• **WORK TASK**
Repeat the records word for word.

• **EXTRACTED DATA**
====

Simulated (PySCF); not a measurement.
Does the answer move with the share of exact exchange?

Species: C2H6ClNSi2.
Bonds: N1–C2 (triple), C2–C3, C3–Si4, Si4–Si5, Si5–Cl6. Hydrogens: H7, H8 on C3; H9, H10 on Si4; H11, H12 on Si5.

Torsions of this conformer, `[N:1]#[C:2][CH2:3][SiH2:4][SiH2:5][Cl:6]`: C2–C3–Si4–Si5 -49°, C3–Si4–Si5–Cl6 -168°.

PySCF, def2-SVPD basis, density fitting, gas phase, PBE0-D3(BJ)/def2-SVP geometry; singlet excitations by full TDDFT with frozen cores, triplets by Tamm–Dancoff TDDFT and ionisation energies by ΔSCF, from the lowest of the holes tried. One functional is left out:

====

• **WORKED SOLUTION**
Simulated (PySCF); not a measurement.
Does the answer move with the share of exact exchange?

Species: C2H6ClNSi2.
Bonds: N1–C2 (triple), C2–C3, C3–Si4, Si4–Si5, Si5–Cl6. Hydrogens: H7, H8 on C3; H9, H10 on Si4; H11, H12 on Si5.

Torsions of this conformer, `[N:1]#[C:2][CH2:3][SiH2:4][SiH2:5][Cl:6]`: C2–C3–Si4–Si5 -49°, C3–Si4–Si5–Cl6 -168°.

PySCF, def2-SVPD basis, density fitting, gas phase, PBE0-D3(BJ)/def2-SVP geometry; singlet excitations by full TDDFT with frozen cores, triplets by Tamm–Dancoff TDDFT and ionisation energies by ΔSCF, from the lowest of the holes tried. One functional is left out:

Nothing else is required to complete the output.